Activity: Reproduce every record below, character by character.

Data extracts:
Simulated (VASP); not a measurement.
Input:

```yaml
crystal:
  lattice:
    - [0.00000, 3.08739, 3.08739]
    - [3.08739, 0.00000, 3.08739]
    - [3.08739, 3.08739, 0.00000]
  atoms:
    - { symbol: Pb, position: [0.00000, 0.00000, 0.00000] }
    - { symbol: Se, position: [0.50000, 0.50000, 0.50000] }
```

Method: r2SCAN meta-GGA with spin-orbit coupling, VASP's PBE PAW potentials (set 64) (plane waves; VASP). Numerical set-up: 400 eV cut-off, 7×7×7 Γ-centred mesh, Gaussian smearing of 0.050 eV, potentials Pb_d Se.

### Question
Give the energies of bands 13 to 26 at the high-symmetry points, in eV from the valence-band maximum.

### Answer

Task solution:
Simulated (VASP); not a measurement.
Input:

```yaml
crystal:
  lattice:
    - [0.00000, 3.08739, 3.08739]
    - [3.08739, 0.00000, 3.08739]
    - [3.08739, 3.08739, 0.00000]
  atoms:
    - { symbol: Pb, position: [0.00000, 0.00000, 0.00000] }
    - { symbol: Se, position: [0.50000, 0.50000, 0.50000] }
```

Method: r2SCAN meta-GGA with spin-orbit coupling, VASP's PBE PAW potentials (set 64) (plane waves; VASP). Numerical set-up: 400 eV cut-off, 7×7×7 Γ-centred mesh, Gaussian smearing of 0.050 eV, potentials Pb_d Se.

### Question
Give the energies of bands 13 to 26 at the high-symmetry points, in eV from the valence-band maximum.

### Answer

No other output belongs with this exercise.